### Brief
Go through the records below and restate each one word for word.

────────────────

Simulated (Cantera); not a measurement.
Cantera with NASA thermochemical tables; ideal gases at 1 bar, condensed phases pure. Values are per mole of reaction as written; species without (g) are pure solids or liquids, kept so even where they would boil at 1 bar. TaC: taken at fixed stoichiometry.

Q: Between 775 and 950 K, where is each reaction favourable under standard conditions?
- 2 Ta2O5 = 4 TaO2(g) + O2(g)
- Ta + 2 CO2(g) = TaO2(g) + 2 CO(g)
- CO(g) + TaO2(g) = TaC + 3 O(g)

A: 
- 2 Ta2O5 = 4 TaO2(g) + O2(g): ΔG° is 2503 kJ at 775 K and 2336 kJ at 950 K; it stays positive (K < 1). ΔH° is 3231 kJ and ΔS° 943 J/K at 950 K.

────────────────

### Response
Simulated (Cantera); not a measurement.
Cantera with NASA thermochemical tables; ideal gases at 1 bar, condensed phases pure. Values are per mole of reaction as written; species without (g) are pure solids or liquids, kept so even where they would boil at 1 bar. TaC: taken at fixed stoichiometry.

Q: Between 775 and 950 K, where is each reaction favourable under standard conditions?
- 2 Ta2O5 = 4 TaO2(g) + O2(g)
- Ta + 2 CO2(g) = TaO2(g) + 2 CO(g)
- CO(g) + TaO2(g) = TaC + 3 O(g)

A: 
- 2 Ta2O5 = 4 TaO2(g) + O2(g): ΔG° is 2503 kJ at 775 K and 2336 kJ at 950 K; it stays positive (K < 1). ΔH° is 3231 kJ and ΔS° 943 J/K at 950 K.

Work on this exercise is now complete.